* * * * *

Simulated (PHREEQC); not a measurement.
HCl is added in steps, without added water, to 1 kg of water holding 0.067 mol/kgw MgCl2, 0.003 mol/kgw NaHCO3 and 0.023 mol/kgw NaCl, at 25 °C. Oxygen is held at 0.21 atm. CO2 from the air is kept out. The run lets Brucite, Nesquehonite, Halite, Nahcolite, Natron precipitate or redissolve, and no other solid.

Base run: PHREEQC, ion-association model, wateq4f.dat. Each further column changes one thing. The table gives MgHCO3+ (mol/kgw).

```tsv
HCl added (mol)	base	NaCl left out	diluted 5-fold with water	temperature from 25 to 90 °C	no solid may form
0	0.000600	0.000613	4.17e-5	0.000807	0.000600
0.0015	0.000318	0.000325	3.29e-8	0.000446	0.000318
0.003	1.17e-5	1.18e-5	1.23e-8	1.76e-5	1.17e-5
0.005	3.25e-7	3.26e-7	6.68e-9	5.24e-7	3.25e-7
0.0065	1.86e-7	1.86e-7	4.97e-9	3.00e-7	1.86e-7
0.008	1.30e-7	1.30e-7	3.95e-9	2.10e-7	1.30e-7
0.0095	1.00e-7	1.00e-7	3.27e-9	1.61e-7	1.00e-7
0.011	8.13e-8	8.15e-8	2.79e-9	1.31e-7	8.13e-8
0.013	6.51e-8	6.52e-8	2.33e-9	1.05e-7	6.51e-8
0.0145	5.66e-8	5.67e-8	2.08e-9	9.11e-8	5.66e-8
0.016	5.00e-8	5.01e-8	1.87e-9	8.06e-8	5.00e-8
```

* * * * *

Work task:
The response should consist of the entries above, retyped exactly.

Problem solution:
Simulated (PHREEQC); not a measurement.
HCl is added in steps, without added water, to 1 kg of water holding 0.067 mol/kgw MgCl2, 0.003 mol/kgw NaHCO3 and 0.023 mol/kgw NaCl, at 25 °C. Oxygen is held at 0.21 atm. CO2 from the air is kept out. The run lets Brucite, Nesquehonite, Halite, Nahcolite, Natron precipitate or redissolve, and no other solid.

Base run: PHREEQC, ion-association model, wateq4f.dat. Each further column changes one thing. The table gives MgHCO3+ (mol/kgw).

```tsv
HCl added (mol)	base	NaCl left out	diluted 5-fold with water	temperature from 25 to 90 °C	no solid may form
0	0.000600	0.000613	4.17e-5	0.000807	0.000600
0.0015	0.000318	0.000325	3.29e-8	0.000446	0.000318
0.003	1.17e-5	1.18e-5	1.23e-8	1.76e-5	1.17e-5
0.005	3.25e-7	3.26e-7	6.68e-9	5.24e-7	3.25e-7
0.0065	1.86e-7	1.86e-7	4.97e-9	3.00e-7	1.86e-7
0.008	1.30e-7	1.30e-7	3.95e-9	2.10e-7	1.30e-7
0.0095	1.00e-7	1.00e-7	3.27e-9	1.61e-7	1.00e-7
0.011	8.13e-8	8.15e-8	2.79e-9	1.31e-7	8.13e-8
0.013	6.51e-8	6.52e-8	2.33e-9	1.05e-7	6.51e-8
0.0145	5.66e-8	5.67e-8	2.08e-9	9.11e-8	5.66e-8
0.016	5.00e-8	5.01e-8	1.87e-9	8.06e-8	5.00e-8
```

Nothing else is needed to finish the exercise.